> **Task item**
Everything in the listing beneath must be transcribed exactly.

......

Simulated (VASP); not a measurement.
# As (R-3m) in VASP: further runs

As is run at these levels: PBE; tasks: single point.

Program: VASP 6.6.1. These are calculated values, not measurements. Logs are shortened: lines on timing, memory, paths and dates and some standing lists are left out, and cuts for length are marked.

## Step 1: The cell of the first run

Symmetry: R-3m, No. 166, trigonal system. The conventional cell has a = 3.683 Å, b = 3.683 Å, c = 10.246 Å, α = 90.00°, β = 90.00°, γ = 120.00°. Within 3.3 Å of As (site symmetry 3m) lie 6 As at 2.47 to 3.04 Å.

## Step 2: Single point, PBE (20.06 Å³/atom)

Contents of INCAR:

......

> **Exercise response**
Simulated (VASP); not a measurement.
# As (R-3m) in VASP: further runs

As is run at these levels: PBE; tasks: single point.

Program: VASP 6.6.1. These are calculated values, not measurements. Logs are shortened: lines on timing, memory, paths and dates and some standing lists are left out, and cuts for length are marked.

## Step 1: The cell of the first run

Symmetry: R-3m, No. 166, trigonal system. The conventional cell has a = 3.683 Å, b = 3.683 Å, c = 10.246 Å, α = 90.00°, β = 90.00°, γ = 120.00°. Within 3.3 Å of As (site symmetry 3m) lie 6 As at 2.47 to 3.04 Å.

## Step 2: Single point, PBE (20.06 Å³/atom)

Contents of INCAR:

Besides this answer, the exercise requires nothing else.